***

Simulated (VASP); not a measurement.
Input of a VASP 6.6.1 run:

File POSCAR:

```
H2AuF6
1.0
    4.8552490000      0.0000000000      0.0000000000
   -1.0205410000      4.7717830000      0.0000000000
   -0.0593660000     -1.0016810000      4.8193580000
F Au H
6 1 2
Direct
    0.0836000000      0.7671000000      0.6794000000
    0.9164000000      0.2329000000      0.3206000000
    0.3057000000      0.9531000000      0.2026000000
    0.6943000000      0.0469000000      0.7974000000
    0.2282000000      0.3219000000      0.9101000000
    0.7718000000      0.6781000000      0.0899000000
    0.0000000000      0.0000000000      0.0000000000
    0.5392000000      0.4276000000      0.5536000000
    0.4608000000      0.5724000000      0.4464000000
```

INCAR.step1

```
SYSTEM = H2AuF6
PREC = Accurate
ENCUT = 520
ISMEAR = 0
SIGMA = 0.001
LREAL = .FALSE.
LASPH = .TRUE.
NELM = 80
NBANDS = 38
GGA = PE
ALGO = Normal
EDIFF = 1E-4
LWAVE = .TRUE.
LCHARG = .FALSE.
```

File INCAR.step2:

***

• **Activity**:
The records shown earlier should all be returned verbatim.

• **Reply**:
Simulated (VASP); not a measurement.
Input of a VASP 6.6.1 run:

File POSCAR:

```
H2AuF6
1.0
    4.8552490000      0.0000000000      0.0000000000
   -1.0205410000      4.7717830000      0.0000000000
   -0.0593660000     -1.0016810000      4.8193580000
F Au H
6 1 2
Direct
    0.0836000000      0.7671000000      0.6794000000
    0.9164000000      0.2329000000      0.3206000000
    0.3057000000      0.9531000000      0.2026000000
    0.6943000000      0.0469000000      0.7974000000
    0.2282000000      0.3219000000      0.9101000000
    0.7718000000      0.6781000000      0.0899000000
    0.0000000000      0.0000000000      0.0000000000
    0.5392000000      0.4276000000      0.5536000000
    0.4608000000      0.5724000000      0.4464000000
```

INCAR.step1

```
SYSTEM = H2AuF6
PREC = Accurate
ENCUT = 520
ISMEAR = 0
SIGMA = 0.001
LREAL = .FALSE.
LASPH = .TRUE.
NELM = 80
NBANDS = 38
GGA = PE
ALGO = Normal
EDIFF = 1E-4
LWAVE = .TRUE.
LCHARG = .FALSE.
```

File INCAR.step2:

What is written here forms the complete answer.